*Work request*:
Exactly as written, copy the lines of the data below from the first through the one containing "0.00 | 222.89 |".

-- Opening Marker --

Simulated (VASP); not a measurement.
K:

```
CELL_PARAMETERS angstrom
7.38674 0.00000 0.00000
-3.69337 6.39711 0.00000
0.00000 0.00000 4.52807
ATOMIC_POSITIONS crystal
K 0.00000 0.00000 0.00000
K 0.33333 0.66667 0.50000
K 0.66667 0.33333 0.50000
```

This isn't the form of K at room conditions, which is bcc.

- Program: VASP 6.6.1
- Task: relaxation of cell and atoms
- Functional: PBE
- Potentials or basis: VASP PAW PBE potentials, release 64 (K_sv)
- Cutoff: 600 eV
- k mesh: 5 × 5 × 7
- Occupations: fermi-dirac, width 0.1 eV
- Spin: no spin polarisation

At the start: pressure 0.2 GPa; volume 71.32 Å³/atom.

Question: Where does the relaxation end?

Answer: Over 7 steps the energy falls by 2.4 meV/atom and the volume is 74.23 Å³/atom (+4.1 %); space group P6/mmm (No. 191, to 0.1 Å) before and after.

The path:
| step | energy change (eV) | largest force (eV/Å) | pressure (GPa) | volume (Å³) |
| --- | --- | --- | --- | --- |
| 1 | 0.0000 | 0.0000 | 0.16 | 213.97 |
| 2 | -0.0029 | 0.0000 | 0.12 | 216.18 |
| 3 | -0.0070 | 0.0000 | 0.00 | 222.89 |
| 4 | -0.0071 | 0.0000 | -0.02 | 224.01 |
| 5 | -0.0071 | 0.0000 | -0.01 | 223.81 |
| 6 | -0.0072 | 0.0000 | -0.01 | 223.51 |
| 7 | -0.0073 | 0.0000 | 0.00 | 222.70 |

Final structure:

-- Closing Marker --

*Task solution*:
Simulated (VASP); not a measurement.
K:

```
CELL_PARAMETERS angstrom
7.38674 0.00000 0.00000
-3.69337 6.39711 0.00000
0.00000 0.00000 4.52807
ATOMIC_POSITIONS crystal
K 0.00000 0.00000 0.00000
K 0.33333 0.66667 0.50000
K 0.66667 0.33333 0.50000
```

This isn't the form of K at room conditions, which is bcc.

- Program: VASP 6.6.1
- Task: relaxation of cell and atoms
- Functional: PBE
- Potentials or basis: VASP PAW PBE potentials, release 64 (K_sv)
- Cutoff: 600 eV
- k mesh: 5 × 5 × 7
- Occupations: fermi-dirac, width 0.1 eV
- Spin: no spin polarisation

At the start: pressure 0.2 GPa; volume 71.32 Å³/atom.

Question: Where does the relaxation end?

Answer: Over 7 steps the energy falls by 2.4 meV/atom and the volume is 74.23 Å³/atom (+4.1 %); space group P6/mmm (No. 191, to 0.1 Å) before and after.

The path:
| step | energy change (eV) | largest force (eV/Å) | pressure (GPa) | volume (Å³) |
| --- | --- | --- | --- | --- |
| 1 | 0.0000 | 0.0000 | 0.16 | 213.97 |
| 2 | -0.0029 | 0.0000 | 0.12 | 216.18 |
| 3 | -0.0070 | 0.0000 | 0.00 | 222.89 |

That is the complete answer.